══ DATA EXTRACT ══

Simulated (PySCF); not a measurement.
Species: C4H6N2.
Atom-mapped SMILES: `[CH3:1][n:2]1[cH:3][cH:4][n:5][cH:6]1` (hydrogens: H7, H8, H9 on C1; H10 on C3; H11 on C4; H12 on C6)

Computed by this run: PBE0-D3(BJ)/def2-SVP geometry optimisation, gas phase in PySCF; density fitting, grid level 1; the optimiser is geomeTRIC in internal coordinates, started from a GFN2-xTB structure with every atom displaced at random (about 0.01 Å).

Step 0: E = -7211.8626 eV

═══

» EXERCISE
Without omitting anything, retype all of the material above exactly.

» WRITTEN SOLUTION
Simulated (PySCF); not a measurement.
Species: C4H6N2.
Atom-mapped SMILES: `[CH3:1][n:2]1[cH:3][cH:4][n:5][cH:6]1` (hydrogens: H7, H8, H9 on C1; H10 on C3; H11 on C4; H12 on C6)

Computed by this run: PBE0-D3(BJ)/def2-SVP geometry optimisation, gas phase in PySCF; density fitting, grid level 1; the optimiser is geomeTRIC in internal coordinates, started from a GFN2-xTB structure with every atom displaced at random (about 0.01 Å).

Step 0: E = -7211.8626 eV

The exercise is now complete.